LISTED ENTRIES:
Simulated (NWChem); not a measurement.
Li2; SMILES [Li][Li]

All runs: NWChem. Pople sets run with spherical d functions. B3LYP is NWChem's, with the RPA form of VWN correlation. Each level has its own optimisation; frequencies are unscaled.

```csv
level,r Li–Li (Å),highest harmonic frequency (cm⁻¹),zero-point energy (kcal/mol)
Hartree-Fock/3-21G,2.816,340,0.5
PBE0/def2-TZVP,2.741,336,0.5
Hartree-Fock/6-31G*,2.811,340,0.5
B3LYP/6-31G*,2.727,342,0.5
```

ACTION ITEM: Reproduce every record above, word for word.

WRITTEN ANSWER:
Simulated (NWChem); not a measurement.
Li2; SMILES [Li][Li]

All runs: NWChem. Pople sets run with spherical d functions. B3LYP is NWChem's, with the RPA form of VWN correlation. Each level has its own optimisation; frequencies are unscaled.

```csv
level,r Li–Li (Å),highest harmonic frequency (cm⁻¹),zero-point energy (kcal/mol)
Hartree-Fock/3-21G,2.816,340,0.5
PBE0/def2-TZVP,2.741,336,0.5
Hartree-Fock/6-31G*,2.811,340,0.5
B3LYP/6-31G*,2.727,342,0.5
```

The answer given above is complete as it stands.